▶ _Brief_:
When you retype the data, keep every line exactly as it appears.

++++++++++

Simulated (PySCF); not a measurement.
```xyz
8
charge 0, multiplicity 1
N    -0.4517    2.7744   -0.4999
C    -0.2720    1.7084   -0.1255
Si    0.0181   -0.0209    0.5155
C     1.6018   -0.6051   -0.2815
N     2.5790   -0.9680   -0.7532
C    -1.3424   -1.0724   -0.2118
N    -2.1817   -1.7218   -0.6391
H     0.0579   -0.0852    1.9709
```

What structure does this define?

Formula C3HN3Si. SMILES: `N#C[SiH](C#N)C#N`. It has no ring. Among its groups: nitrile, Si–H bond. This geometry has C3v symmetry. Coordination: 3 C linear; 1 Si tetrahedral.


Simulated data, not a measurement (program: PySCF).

++++++++++

▶ _Answer area_:
Simulated (PySCF); not a measurement.
```xyz
8
charge 0, multiplicity 1
N    -0.4517    2.7744   -0.4999
C    -0.2720    1.7084   -0.1255
Si    0.0181   -0.0209    0.5155
C     1.6018   -0.6051   -0.2815
N     2.5790   -0.9680   -0.7532
C    -1.3424   -1.0724   -0.2118
N    -2.1817   -1.7218   -0.6391
H     0.0579   -0.0852    1.9709
```

What structure does this define?

Formula C3HN3Si. SMILES: `N#C[SiH](C#N)C#N`. It has no ring. Among its groups: nitrile, Si–H bond. This geometry has C3v symmetry. Coordination: 3 C linear; 1 Si tetrahedral.


Simulated data, not a measurement (program: PySCF).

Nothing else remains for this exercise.